_Data supplied_:
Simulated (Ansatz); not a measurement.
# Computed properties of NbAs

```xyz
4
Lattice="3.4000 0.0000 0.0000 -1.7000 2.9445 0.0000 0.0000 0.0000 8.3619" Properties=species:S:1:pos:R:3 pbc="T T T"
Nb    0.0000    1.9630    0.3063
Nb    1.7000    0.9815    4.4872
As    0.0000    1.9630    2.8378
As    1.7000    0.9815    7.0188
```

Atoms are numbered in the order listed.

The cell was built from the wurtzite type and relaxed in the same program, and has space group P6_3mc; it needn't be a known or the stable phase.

_Task item_: In this exercise, reproduce the material word for word, in full.

_Written answer_:
Simulated (Ansatz); not a measurement.
# Computed properties of NbAs

```xyz
4
Lattice="3.4000 0.0000 0.0000 -1.7000 2.9445 0.0000 0.0000 0.0000 8.3619" Properties=species:S:1:pos:R:3 pbc="T T T"
Nb    0.0000    1.9630    0.3063
Nb    1.7000    0.9815    4.4872
As    0.0000    1.9630    2.8378
As    1.7000    0.9815    7.0188
```

Atoms are numbered in the order listed.

The cell was built from the wurtzite type and relaxed in the same program, and has space group P6_3mc; it needn't be a known or the stable phase.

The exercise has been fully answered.